• **Extracted records**:
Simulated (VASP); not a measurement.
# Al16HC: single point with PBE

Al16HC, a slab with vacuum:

• **Work task**:
Please print the full listing shown above, exactly as it appears.

• **Solution**:
Simulated (VASP); not a measurement.
# Al16HC: single point with PBE

Al16HC, a slab with vacuum:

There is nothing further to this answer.